▶ _Task item_: Every line in the listing below from the one with "Runs of VASP" through the one with "-0.1 | 0.01 |" is to be reproduced exactly, both ends included; leave out the rest.

Data section Block Start

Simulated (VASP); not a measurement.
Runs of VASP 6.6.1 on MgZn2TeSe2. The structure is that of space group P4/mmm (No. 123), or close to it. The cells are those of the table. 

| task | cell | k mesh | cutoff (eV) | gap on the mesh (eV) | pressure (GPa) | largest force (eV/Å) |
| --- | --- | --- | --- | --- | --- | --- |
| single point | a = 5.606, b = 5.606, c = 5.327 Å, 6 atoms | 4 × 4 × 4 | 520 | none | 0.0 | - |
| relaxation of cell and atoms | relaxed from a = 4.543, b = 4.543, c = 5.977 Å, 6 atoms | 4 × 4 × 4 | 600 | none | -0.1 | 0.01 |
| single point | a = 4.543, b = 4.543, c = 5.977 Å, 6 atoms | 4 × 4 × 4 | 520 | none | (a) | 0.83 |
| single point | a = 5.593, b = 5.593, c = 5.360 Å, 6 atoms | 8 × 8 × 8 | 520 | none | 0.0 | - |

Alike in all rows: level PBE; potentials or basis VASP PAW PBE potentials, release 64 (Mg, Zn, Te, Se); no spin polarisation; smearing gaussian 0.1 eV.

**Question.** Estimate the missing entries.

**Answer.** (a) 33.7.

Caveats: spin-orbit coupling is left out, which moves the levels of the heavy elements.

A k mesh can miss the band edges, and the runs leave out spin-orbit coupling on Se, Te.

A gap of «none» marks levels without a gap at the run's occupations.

Data section Block End

▶ _Task response_:
Runs of VASP 6.6.1 on MgZn2TeSe2. The structure is that of space group P4/mmm (No. 123), or close to it. The cells are those of the table. 

| task | cell | k mesh | cutoff (eV) | gap on the mesh (eV) | pressure (GPa) | largest force (eV/Å) |
| --- | --- | --- | --- | --- | --- | --- |
| single point | a = 5.606, b = 5.606, c = 5.327 Å, 6 atoms | 4 × 4 × 4 | 520 | none | 0.0 | - |
| relaxation of cell and atoms | relaxed from a = 4.543, b = 4.543, c = 5.977 Å, 6 atoms | 4 × 4 × 4 | 600 | none | -0.1 | 0.01 |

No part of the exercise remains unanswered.